[STUDY MATERIAL]

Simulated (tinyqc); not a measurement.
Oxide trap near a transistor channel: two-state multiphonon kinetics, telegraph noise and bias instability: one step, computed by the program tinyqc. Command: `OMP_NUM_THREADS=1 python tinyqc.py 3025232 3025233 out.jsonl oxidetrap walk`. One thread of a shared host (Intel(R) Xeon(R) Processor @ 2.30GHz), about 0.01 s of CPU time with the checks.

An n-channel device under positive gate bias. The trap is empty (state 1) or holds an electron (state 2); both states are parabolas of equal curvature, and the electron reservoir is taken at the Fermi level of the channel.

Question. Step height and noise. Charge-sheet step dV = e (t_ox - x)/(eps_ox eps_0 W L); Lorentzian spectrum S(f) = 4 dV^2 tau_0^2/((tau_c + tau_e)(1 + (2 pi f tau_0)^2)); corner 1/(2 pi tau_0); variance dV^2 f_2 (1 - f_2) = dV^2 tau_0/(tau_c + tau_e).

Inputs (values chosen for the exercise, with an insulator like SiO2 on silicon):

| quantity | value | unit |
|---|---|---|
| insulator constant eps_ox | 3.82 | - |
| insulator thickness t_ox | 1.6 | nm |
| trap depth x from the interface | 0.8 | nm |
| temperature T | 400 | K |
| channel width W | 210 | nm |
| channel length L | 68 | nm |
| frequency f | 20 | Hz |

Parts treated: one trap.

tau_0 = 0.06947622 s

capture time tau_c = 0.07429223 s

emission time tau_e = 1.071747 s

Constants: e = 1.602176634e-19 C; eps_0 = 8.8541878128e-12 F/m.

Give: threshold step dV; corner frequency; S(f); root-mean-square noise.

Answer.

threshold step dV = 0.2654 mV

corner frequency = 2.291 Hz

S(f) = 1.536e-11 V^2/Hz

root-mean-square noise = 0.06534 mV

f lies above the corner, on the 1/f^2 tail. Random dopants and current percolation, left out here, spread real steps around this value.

[/STUDY MATERIAL]

→ ASSIGNED TASK: Nothing but an exact copy of the lines from the first one above through the line holding "Constants: e = 1.602176634e-19" should be returned.

→ WORKED SOLUTION:
Simulated (tinyqc); not a measurement.
Oxide trap near a transistor channel: two-state multiphonon kinetics, telegraph noise and bias instability: one step, computed by the program tinyqc. Command: `OMP_NUM_THREADS=1 python tinyqc.py 3025232 3025233 out.jsonl oxidetrap walk`. One thread of a shared host (Intel(R) Xeon(R) Processor @ 2.30GHz), about 0.01 s of CPU time with the checks.

An n-channel device under positive gate bias. The trap is empty (state 1) or holds an electron (state 2); both states are parabolas of equal curvature, and the electron reservoir is taken at the Fermi level of the channel.

Question. Step height and noise. Charge-sheet step dV = e (t_ox - x)/(eps_ox eps_0 W L); Lorentzian spectrum S(f) = 4 dV^2 tau_0^2/((tau_c + tau_e)(1 + (2 pi f tau_0)^2)); corner 1/(2 pi tau_0); variance dV^2 f_2 (1 - f_2) = dV^2 tau_0/(tau_c + tau_e).

Inputs (values chosen for the exercise, with an insulator like SiO2 on silicon):

| quantity | value | unit |
|---|---|---|
| insulator constant eps_ox | 3.82 | - |
| insulator thickness t_ox | 1.6 | nm |
| trap depth x from the interface | 0.8 | nm |
| temperature T | 400 | K |
| channel width W | 210 | nm |
| channel length L | 68 | nm |
| frequency f | 20 | Hz |

Parts treated: one trap.

tau_0 = 0.06947622 s

capture time tau_c = 0.07429223 s

emission time tau_e = 1.071747 s

Constants: e = 1.602176634e-19 C; eps_0 = 8.8541878128e-12 F/m.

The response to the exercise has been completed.